Exercise:
Consider the listing below. Extract exactly the lines from the line containing "Answer. The most" to the line containing "How polar is", both included.

Data:
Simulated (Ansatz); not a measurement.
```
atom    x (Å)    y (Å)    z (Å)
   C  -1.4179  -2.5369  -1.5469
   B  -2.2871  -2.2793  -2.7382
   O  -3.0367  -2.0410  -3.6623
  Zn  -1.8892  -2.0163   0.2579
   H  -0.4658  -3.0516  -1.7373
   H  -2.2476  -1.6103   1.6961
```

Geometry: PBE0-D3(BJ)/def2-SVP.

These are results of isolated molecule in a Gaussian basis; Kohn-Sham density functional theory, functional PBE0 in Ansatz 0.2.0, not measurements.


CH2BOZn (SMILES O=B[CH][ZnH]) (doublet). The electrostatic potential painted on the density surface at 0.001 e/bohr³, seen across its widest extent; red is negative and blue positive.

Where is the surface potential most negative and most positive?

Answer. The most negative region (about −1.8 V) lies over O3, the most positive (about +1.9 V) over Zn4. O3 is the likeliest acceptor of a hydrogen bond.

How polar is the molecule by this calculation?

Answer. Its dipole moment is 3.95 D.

Worked solution:
Answer. The most negative region (about −1.8 V) lies over O3, the most positive (about +1.9 V) over Zn4. O3 is the likeliest acceptor of a hydrogen bond.

How polar is the molecule by this calculation?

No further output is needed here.